● Record excerpts
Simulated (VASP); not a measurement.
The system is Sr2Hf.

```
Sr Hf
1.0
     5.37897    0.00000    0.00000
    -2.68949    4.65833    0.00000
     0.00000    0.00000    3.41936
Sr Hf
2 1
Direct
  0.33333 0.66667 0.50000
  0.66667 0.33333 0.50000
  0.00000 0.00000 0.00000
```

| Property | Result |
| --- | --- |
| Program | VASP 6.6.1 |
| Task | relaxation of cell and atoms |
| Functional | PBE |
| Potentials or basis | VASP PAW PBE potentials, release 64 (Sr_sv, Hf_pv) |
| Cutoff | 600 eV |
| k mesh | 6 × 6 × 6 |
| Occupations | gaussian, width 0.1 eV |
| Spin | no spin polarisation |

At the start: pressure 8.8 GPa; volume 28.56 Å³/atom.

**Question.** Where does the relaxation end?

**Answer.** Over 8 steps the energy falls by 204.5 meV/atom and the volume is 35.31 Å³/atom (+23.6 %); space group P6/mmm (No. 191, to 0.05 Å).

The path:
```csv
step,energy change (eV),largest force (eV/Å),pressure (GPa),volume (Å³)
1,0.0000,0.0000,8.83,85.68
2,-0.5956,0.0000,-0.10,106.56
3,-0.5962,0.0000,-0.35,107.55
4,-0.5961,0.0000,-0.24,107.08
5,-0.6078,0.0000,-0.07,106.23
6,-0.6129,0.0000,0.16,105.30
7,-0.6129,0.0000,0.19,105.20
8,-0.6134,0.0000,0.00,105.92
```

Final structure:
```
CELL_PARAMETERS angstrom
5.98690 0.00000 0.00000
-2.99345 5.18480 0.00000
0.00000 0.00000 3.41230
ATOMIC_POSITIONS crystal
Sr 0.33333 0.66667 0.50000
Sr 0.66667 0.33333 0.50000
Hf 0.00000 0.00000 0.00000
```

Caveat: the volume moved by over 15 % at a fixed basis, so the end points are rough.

● Required action
Starting at the first line of the records above, please copy each line exactly until you reach the line containing "Functional | PBE |". Include that line and stop there.

● Result
Simulated (VASP); not a measurement.
The system is Sr2Hf.

```
Sr Hf
1.0
     5.37897    0.00000    0.00000
    -2.68949    4.65833    0.00000
     0.00000    0.00000    3.41936
Sr Hf
2 1
Direct
  0.33333 0.66667 0.50000
  0.66667 0.33333 0.50000
  0.00000 0.00000 0.00000
```

| Property | Result |
| --- | --- |
| Program | VASP 6.6.1 |
| Task | relaxation of cell and atoms |
| Functional | PBE |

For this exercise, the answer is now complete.